■ Requirement
The response should consist of the records that follow, repeated exactly.

= = =

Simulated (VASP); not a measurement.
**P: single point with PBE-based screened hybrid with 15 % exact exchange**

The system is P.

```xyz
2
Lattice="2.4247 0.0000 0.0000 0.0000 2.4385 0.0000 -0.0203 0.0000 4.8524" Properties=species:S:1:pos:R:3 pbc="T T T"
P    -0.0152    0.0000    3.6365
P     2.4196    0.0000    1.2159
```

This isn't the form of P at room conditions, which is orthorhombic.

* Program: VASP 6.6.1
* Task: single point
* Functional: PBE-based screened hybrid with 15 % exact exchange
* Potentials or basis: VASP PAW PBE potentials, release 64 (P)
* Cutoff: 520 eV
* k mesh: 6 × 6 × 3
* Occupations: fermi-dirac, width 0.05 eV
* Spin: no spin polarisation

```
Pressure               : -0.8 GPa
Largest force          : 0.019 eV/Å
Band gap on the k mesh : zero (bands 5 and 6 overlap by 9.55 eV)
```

= = =

■ Written reply
Simulated (VASP); not a measurement.
**P: single point with PBE-based screened hybrid with 15 % exact exchange**

The system is P.

```xyz
2
Lattice="2.4247 0.0000 0.0000 0.0000 2.4385 0.0000 -0.0203 0.0000 4.8524" Properties=species:S:1:pos:R:3 pbc="T T T"
P    -0.0152    0.0000    3.6365
P     2.4196    0.0000    1.2159
```

This isn't the form of P at room conditions, which is orthorhombic.

* Program: VASP 6.6.1
* Task: single point
* Functional: PBE-based screened hybrid with 15 % exact exchange
* Potentials or basis: VASP PAW PBE potentials, release 64 (P)
* Cutoff: 520 eV
* k mesh: 6 × 6 × 3
* Occupations: fermi-dirac, width 0.05 eV
* Spin: no spin polarisation

```
Pressure               : -0.8 GPa
Largest force          : 0.019 eV/Å
Band gap on the k mesh : zero (bands 5 and 6 overlap by 9.55 eV)
```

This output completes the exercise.